» Listed records:
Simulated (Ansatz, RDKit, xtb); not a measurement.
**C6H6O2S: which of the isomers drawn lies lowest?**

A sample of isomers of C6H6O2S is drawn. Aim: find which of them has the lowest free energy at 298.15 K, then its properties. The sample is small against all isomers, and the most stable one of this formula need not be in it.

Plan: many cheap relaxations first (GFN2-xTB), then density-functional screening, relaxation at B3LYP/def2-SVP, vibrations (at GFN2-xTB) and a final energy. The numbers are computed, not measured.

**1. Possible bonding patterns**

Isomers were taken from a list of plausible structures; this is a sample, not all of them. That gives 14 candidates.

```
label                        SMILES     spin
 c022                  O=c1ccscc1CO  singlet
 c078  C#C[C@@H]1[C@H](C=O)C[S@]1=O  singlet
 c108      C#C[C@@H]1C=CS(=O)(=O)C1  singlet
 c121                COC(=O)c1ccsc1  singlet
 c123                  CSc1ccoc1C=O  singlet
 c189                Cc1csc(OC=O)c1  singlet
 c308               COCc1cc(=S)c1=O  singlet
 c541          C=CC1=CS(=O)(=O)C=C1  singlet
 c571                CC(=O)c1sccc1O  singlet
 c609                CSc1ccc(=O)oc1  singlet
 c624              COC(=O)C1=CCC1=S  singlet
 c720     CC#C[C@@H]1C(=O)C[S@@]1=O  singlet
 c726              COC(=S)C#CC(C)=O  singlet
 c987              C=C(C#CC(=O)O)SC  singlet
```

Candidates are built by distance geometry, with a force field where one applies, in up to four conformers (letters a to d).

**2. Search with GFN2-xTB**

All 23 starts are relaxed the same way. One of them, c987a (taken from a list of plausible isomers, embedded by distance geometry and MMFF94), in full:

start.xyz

» Requirement:
Above this instruction are the records; retype exactly the lines from the one containing "Possible bonding patterns**" up to and including the one containing "Search with GFN2-xTB**".

» Problem solution:
**1. Possible bonding patterns**

Isomers were taken from a list of plausible structures; this is a sample, not all of them. That gives 14 candidates.

```
label                        SMILES     spin
 c022                  O=c1ccscc1CO  singlet
 c078  C#C[C@@H]1[C@H](C=O)C[S@]1=O  singlet
 c108      C#C[C@@H]1C=CS(=O)(=O)C1  singlet
 c121                COC(=O)c1ccsc1  singlet
 c123                  CSc1ccoc1C=O  singlet
 c189                Cc1csc(OC=O)c1  singlet
 c308               COCc1cc(=S)c1=O  singlet
 c541          C=CC1=CS(=O)(=O)C=C1  singlet
 c571                CC(=O)c1sccc1O  singlet
 c609                CSc1ccc(=O)oc1  singlet
 c624              COC(=O)C1=CCC1=S  singlet
 c720     CC#C[C@@H]1C(=O)C[S@@]1=O  singlet
 c726              COC(=S)C#CC(C)=O  singlet
 c987              C=C(C#CC(=O)O)SC  singlet
```

Candidates are built by distance geometry, with a force field where one applies, in up to four conformers (letters a to d).

**2. Search with GFN2-xTB**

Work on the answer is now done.